Work task:
Look through the data below for the line with "Property | Result |" and the line with "correction | no |", then output those two and all lines in between, exactly as written.

Extracted information:
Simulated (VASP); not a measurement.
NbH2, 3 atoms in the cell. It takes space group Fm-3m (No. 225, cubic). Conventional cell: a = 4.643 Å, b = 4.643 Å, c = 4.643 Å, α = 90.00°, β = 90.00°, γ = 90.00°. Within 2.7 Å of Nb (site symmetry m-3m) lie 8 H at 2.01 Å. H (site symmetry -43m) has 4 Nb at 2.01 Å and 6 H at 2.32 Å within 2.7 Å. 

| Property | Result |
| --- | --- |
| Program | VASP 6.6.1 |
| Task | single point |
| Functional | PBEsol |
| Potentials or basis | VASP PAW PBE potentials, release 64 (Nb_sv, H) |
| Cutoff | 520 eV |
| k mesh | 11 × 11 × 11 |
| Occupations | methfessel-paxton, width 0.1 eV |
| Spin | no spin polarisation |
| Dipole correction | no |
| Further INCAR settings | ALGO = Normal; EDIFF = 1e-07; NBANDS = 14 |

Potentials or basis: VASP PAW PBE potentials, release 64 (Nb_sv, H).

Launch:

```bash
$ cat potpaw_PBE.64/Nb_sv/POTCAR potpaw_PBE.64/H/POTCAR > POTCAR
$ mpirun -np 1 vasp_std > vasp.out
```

Exercise solution:
| Property | Result |
| --- | --- |
| Program | VASP 6.6.1 |
| Task | single point |
| Functional | PBEsol |
| Potentials or basis | VASP PAW PBE potentials, release 64 (Nb_sv, H) |
| Cutoff | 520 eV |
| k mesh | 11 × 11 × 11 |
| Occupations | methfessel-paxton, width 0.1 eV |
| Spin | no spin polarisation |
| Dipole correction | no |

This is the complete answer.